## ACTIVITY
Please reproduce the whole listing without altering anything.

(DATA begins)

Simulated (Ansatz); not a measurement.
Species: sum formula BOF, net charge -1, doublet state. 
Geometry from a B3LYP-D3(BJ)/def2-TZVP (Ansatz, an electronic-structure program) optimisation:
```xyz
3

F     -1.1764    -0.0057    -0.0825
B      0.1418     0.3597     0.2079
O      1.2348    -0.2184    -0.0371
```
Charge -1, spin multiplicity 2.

(DATA ends)

## TASK RESPONSE
Simulated (Ansatz); not a measurement.
Species: sum formula BOF, net charge -1, doublet state. 
Geometry from a B3LYP-D3(BJ)/def2-TZVP (Ansatz, an electronic-structure program) optimisation:
```xyz
3

F     -1.1764    -0.0057    -0.0825
B      0.1418     0.3597     0.2079
O      1.2348    -0.2184    -0.0371
```
Charge -1, spin multiplicity 2.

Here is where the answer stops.